### RECORDED INFORMATION
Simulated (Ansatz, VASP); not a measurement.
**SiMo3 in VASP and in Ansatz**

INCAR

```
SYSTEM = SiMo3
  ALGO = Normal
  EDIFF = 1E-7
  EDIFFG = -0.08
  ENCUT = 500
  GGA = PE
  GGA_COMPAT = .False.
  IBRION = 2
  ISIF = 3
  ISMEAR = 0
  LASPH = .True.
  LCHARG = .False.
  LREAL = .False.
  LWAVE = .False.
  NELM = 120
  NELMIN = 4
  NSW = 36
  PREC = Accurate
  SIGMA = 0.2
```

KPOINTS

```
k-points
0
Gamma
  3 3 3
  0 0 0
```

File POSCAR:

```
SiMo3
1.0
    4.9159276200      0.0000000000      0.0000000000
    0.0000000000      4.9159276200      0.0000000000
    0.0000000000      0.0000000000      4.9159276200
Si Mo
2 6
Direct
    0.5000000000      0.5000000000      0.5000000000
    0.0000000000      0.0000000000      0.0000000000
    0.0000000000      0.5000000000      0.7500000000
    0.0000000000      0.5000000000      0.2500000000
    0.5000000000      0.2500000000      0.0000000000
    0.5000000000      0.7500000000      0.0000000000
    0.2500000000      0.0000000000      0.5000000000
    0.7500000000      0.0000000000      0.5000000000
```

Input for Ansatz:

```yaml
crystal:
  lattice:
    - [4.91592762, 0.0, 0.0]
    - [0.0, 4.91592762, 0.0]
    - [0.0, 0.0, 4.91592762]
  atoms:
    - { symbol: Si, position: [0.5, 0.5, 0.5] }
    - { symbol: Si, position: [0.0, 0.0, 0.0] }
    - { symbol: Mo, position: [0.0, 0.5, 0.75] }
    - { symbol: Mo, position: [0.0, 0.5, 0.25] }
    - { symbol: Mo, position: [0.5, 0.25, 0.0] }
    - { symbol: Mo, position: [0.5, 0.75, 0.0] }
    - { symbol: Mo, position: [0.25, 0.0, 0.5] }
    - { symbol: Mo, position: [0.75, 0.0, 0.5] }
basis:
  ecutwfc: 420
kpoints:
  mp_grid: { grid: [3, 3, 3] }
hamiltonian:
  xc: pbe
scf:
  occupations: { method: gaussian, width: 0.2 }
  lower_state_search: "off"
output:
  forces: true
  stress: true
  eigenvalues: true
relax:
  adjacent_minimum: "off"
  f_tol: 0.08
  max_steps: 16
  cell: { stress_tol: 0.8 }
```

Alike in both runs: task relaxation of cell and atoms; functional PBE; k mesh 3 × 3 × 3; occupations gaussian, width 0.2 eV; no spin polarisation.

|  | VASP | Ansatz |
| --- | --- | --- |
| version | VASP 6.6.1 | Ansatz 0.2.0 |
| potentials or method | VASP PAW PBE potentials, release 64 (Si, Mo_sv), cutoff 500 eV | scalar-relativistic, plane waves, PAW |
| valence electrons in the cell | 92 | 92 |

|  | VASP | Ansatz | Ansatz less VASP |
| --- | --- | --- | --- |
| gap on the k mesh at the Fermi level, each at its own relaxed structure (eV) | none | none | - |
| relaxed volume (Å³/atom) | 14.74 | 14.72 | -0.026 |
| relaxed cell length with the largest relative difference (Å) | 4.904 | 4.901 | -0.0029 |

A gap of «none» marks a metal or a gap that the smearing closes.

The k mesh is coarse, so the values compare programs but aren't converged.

### ACTIVITY
From the line containing "4.901 | -0.0029 |" down to the line containing "the smearing closes." in the material above, reproduce every line exactly, including the two end lines.

### WRITTEN SOLUTION
| relaxed cell length with the largest relative difference (Å) | 4.904 | 4.901 | -0.0029 |

A gap of «none» marks a metal or a gap that the smearing closes.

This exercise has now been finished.